▸ **EXERCISE**
What you give back should be exactly the opening lines of the data, ending with the line that contains "Runs of VASP" and including it.

▸ **DATASET RECORDS**
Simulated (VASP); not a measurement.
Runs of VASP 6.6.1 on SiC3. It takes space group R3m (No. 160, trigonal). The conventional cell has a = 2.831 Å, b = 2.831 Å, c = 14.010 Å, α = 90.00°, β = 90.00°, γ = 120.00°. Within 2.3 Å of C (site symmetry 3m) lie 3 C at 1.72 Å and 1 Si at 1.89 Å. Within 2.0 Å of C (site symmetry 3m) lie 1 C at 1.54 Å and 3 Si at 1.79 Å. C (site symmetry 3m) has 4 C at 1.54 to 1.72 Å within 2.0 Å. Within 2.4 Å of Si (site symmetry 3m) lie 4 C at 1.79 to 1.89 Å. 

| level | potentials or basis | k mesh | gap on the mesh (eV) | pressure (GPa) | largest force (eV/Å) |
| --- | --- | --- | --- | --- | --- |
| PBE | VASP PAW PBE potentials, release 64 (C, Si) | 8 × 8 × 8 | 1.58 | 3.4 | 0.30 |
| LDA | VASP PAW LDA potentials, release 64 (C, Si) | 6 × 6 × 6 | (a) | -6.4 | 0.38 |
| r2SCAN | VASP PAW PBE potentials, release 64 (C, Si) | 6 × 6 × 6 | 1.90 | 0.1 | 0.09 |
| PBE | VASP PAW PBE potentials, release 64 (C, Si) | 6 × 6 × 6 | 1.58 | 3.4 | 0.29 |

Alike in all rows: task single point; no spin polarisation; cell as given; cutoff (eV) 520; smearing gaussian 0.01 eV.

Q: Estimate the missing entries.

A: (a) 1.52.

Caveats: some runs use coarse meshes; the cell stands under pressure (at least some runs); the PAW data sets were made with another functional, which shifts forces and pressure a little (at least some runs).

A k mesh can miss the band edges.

▸ **ANSWER BOX**
Simulated (VASP); not a measurement.
Runs of VASP 6.6.1 on SiC3. It takes space group R3m (No. 160, trigonal). The conventional cell has a = 2.831 Å, b = 2.831 Å, c = 14.010 Å, α = 90.00°, β = 90.00°, γ = 120.00°. Within 2.3 Å of C (site symmetry 3m) lie 3 C at 1.72 Å and 1 Si at 1.89 Å. Within 2.0 Å of C (site symmetry 3m) lie 1 C at 1.54 Å and 3 Si at 1.79 Å. C (site symmetry 3m) has 4 C at 1.54 to 1.72 Å within 2.0 Å. Within 2.4 Å of Si (site symmetry 3m) lie 4 C at 1.79 to 1.89 Å. 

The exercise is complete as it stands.